**Assigned task:**
From the data below, retype exactly the lines starting with the one that contains "This is not" and ending with the one that contains "Atoms: O1 Sn2", both included.

-- Data section follows --
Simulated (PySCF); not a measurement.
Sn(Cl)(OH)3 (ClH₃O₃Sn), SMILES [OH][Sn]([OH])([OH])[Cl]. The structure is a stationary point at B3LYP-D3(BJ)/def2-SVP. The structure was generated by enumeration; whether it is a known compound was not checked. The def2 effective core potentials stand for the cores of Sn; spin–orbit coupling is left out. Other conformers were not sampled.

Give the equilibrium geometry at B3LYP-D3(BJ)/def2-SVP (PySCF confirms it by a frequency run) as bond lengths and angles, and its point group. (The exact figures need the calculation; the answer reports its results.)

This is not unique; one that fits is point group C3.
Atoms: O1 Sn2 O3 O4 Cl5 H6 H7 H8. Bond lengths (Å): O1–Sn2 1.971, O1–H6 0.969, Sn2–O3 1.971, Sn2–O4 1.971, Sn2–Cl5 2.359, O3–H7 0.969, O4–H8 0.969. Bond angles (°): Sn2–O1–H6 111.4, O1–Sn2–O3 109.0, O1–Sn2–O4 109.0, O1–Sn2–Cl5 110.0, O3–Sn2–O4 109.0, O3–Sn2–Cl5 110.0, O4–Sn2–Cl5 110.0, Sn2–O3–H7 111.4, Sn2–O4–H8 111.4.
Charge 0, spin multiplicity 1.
-- Data section concluded --

**Task solution:**
This is not unique; one that fits is point group C3.
Atoms: O1 Sn2 O3 O4 Cl5 H6 H7 H8. Bond lengths (Å): O1–Sn2 1.971, O1–H6 0.969, Sn2–O3 1.971, Sn2–O4 1.971, Sn2–Cl5 2.359, O3–H7 0.969, O4–H8 0.969. Bond angles (°): Sn2–O1–H6 111.4, O1–Sn2–O3 109.0, O1–Sn2–O4 109.0, O1–Sn2–Cl5 110.0, O3–Sn2–O4 109.0, O3–Sn2–Cl5 110.0, O4–Sn2–Cl5 110.0, Sn2–O3–H7 111.4, Sn2–O4–H8 111.4.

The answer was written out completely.